● BRIEF
Line by line, set down the records exactly as they appear below.

* * * * * * *

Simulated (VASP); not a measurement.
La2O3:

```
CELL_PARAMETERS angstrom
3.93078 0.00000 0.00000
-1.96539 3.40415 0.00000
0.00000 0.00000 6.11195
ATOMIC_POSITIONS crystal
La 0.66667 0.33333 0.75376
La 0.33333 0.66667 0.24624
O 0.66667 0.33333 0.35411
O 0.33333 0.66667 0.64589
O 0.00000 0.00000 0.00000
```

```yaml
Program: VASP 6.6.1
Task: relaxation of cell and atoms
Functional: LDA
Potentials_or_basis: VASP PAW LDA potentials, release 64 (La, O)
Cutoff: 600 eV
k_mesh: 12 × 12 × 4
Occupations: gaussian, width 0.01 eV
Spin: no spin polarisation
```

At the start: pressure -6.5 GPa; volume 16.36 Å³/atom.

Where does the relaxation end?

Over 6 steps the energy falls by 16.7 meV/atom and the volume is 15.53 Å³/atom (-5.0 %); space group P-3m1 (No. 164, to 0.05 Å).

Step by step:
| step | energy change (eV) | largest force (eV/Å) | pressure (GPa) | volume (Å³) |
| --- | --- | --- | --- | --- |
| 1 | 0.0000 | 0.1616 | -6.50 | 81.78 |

* * * * * * *

● WRITTEN RESPONSE
Simulated (VASP); not a measurement.
La2O3:

```
CELL_PARAMETERS angstrom
3.93078 0.00000 0.00000
-1.96539 3.40415 0.00000
0.00000 0.00000 6.11195
ATOMIC_POSITIONS crystal
La 0.66667 0.33333 0.75376
La 0.33333 0.66667 0.24624
O 0.66667 0.33333 0.35411
O 0.33333 0.66667 0.64589
O 0.00000 0.00000 0.00000
```

```yaml
Program: VASP 6.6.1
Task: relaxation of cell and atoms
Functional: LDA
Potentials_or_basis: VASP PAW LDA potentials, release 64 (La, O)
Cutoff: 600 eV
k_mesh: 12 × 12 × 4
Occupations: gaussian, width 0.01 eV
Spin: no spin polarisation
```

At the start: pressure -6.5 GPa; volume 16.36 Å³/atom.

Where does the relaxation end?

Over 6 steps the energy falls by 16.7 meV/atom and the volume is 15.53 Å³/atom (-5.0 %); space group P-3m1 (No. 164, to 0.05 Å).

Step by step:
| step | energy change (eV) | largest force (eV/Å) | pressure (GPa) | volume (Å³) |
| --- | --- | --- | --- | --- |
| 1 | 0.0000 | 0.1616 | -6.50 | 81.78 |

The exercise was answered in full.